- _Information supplied_
-- Opening Marker --
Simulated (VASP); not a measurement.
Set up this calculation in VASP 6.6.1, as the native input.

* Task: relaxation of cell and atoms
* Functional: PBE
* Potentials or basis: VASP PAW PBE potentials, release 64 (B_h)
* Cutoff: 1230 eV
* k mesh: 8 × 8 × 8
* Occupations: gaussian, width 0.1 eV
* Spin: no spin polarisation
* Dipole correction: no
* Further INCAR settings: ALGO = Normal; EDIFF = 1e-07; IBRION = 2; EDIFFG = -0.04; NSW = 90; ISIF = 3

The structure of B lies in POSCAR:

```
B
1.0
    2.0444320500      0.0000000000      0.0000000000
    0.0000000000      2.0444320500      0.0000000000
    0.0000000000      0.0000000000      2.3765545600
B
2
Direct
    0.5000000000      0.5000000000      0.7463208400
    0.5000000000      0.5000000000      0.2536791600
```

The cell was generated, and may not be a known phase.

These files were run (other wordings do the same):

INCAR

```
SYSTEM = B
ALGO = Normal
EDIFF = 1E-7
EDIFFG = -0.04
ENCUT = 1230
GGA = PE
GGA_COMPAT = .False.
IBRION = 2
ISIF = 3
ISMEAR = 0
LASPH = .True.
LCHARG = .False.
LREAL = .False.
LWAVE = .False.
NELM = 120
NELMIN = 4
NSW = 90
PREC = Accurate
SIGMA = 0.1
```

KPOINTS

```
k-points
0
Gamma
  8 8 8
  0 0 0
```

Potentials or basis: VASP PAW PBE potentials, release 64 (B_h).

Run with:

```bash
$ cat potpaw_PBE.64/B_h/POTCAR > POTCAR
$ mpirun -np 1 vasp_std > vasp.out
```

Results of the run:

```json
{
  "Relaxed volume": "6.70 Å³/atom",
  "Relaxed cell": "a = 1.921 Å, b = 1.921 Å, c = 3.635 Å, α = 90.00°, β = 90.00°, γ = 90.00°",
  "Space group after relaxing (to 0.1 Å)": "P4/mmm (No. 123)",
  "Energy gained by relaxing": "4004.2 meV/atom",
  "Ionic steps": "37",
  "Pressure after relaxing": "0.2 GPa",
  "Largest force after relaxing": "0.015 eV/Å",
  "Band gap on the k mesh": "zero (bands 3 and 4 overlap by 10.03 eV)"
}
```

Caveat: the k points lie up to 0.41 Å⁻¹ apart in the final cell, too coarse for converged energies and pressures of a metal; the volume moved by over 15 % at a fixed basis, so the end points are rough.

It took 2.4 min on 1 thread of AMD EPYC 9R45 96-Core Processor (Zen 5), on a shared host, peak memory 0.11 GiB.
-- Closing Marker --

- _Work task_
Give the lines again, exactly as they stand, from the beginning of the data through the line with "Dipole correction: no".

- _Problem solution_
Simulated (VASP); not a measurement.
Set up this calculation in VASP 6.6.1, as the native input.

* Task: relaxation of cell and atoms
* Functional: PBE
* Potentials or basis: VASP PAW PBE potentials, release 64 (B_h)
* Cutoff: 1230 eV
* k mesh: 8 × 8 × 8
* Occupations: gaussian, width 0.1 eV
* Spin: no spin polarisation
* Dipole correction: no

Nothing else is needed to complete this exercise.